(Beginning of Data to examine)

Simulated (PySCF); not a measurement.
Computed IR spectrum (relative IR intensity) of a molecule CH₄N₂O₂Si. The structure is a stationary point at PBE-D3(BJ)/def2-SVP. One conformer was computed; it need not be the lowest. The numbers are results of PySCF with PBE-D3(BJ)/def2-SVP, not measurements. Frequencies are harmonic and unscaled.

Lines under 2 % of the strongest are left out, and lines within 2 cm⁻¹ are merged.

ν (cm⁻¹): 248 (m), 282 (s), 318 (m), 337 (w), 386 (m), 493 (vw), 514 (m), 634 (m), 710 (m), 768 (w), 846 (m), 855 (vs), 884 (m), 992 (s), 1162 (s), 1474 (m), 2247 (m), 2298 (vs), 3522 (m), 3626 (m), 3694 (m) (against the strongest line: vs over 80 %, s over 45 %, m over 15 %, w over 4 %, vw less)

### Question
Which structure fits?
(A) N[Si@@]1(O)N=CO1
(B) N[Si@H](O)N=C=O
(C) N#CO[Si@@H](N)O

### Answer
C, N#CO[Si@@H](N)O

(End of Data to examine)

Output the material above exactly, but only from the line that carries "Computed IR spectrum" through the line that carries "Lines under 2".

• _Problem solution_
Computed IR spectrum (relative IR intensity) of a molecule CH₄N₂O₂Si. The structure is a stationary point at PBE-D3(BJ)/def2-SVP. One conformer was computed; it need not be the lowest. The numbers are results of PySCF with PBE-D3(BJ)/def2-SVP, not measurements. Frequencies are harmonic and unscaled.

Lines under 2 % of the strongest are left out, and lines within 2 cm⁻¹ are merged.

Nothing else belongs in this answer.